> _Input data_:
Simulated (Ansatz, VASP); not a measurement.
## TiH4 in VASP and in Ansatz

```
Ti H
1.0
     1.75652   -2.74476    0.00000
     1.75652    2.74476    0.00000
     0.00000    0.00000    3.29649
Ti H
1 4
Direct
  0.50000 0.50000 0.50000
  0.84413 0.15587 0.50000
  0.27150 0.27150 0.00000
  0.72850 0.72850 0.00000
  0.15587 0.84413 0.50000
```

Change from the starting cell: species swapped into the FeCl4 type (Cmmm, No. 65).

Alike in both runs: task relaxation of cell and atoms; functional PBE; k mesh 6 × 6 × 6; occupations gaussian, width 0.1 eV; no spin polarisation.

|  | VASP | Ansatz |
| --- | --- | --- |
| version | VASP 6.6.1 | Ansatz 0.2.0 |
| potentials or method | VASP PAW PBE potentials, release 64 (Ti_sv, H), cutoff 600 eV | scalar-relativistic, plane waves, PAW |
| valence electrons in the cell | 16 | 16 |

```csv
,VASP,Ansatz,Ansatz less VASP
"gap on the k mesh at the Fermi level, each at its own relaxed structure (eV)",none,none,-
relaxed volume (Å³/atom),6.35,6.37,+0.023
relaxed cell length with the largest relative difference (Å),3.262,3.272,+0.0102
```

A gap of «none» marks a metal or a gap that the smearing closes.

> _Work order_:
Only the lines from the beginning of the material above through the line with "Change from the" are wanted; extract them exactly.

> _Answer section_:
Simulated (Ansatz, VASP); not a measurement.
## TiH4 in VASP and in Ansatz

```
Ti H
1.0
     1.75652   -2.74476    0.00000
     1.75652    2.74476    0.00000
     0.00000    0.00000    3.29649
Ti H
1 4
Direct
  0.50000 0.50000 0.50000
  0.84413 0.15587 0.50000
  0.27150 0.27150 0.00000
  0.72850 0.72850 0.00000
  0.15587 0.84413 0.50000
```

Change from the starting cell: species swapped into the FeCl4 type (Cmmm, No. 65).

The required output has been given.